This exercise calls for every record to be set down exactly.

────────────────────
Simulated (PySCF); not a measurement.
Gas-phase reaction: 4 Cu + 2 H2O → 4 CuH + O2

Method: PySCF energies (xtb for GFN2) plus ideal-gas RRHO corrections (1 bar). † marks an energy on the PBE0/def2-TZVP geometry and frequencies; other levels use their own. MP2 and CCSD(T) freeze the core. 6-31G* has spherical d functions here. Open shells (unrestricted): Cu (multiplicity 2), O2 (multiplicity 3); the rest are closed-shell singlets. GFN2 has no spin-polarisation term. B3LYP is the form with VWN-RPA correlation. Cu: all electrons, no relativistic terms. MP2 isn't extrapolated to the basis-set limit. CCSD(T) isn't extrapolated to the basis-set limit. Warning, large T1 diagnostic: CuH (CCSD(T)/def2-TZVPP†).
────────────────────

:: TASK ANSWER ::
Simulated (PySCF); not a measurement.
Gas-phase reaction: 4 Cu + 2 H2O → 4 CuH + O2

Method: PySCF energies (xtb for GFN2) plus ideal-gas RRHO corrections (1 bar). † marks an energy on the PBE0/def2-TZVP geometry and frequencies; other levels use their own. MP2 and CCSD(T) freeze the core. 6-31G* has spherical d functions here. Open shells (unrestricted): Cu (multiplicity 2), O2 (multiplicity 3); the rest are closed-shell singlets. GFN2 has no spin-polarisation term. B3LYP is the form with VWN-RPA correlation. Cu: all electrons, no relativistic terms. MP2 isn't extrapolated to the basis-set limit. CCSD(T) isn't extrapolated to the basis-set limit. Warning, large T1 diagnostic: CuH (CCSD(T)/def2-TZVPP†).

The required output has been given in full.